_ASSIGNMENT_:
Repeat exactly the lines of the listing below, please, starting with the first and ending with the line containing "PySCF 2.14 with"; leave out the rest.

== ENTRIES SUPPLIED ==
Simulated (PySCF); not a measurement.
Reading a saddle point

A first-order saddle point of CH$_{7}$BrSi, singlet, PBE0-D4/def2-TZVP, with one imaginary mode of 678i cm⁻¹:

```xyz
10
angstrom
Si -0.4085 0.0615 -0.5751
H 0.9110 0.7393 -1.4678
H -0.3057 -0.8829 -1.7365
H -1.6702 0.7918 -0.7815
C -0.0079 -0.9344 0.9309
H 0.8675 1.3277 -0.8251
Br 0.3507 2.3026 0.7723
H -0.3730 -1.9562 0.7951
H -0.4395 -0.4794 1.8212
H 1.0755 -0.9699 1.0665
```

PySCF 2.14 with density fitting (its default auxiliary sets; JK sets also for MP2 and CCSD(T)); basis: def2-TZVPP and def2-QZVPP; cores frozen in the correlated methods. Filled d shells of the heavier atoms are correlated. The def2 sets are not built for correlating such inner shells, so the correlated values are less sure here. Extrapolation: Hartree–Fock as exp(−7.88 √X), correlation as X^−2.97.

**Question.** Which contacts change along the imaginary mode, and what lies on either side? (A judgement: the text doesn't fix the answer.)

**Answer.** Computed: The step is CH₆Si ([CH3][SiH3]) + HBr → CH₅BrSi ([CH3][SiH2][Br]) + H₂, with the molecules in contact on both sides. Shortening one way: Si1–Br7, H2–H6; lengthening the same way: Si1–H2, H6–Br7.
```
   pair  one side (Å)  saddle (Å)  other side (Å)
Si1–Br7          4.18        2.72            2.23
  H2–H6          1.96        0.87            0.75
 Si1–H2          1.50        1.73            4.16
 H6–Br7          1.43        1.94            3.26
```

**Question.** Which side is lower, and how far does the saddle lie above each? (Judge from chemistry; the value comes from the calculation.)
===

_RESULT_:
Simulated (PySCF); not a measurement.
Reading a saddle point

A first-order saddle point of CH$_{7}$BrSi, singlet, PBE0-D4/def2-TZVP, with one imaginary mode of 678i cm⁻¹:

```xyz
10
angstrom
Si -0.4085 0.0615 -0.5751
H 0.9110 0.7393 -1.4678
H -0.3057 -0.8829 -1.7365
H -1.6702 0.7918 -0.7815
C -0.0079 -0.9344 0.9309
H 0.8675 1.3277 -0.8251
Br 0.3507 2.3026 0.7723
H -0.3730 -1.9562 0.7951
H -0.4395 -0.4794 1.8212
H 1.0755 -0.9699 1.0665
```

PySCF 2.14 with density fitting (its default auxiliary sets; JK sets also for MP2 and CCSD(T)); basis: def2-TZVPP and def2-QZVPP; cores frozen in the correlated methods. Filled d shells of the heavier atoms are correlated. The def2 sets are not built for correlating such inner shells, so the correlated values are less sure here. Extrapolation: Hartree–Fock as exp(−7.88 √X), correlation as X^−2.97.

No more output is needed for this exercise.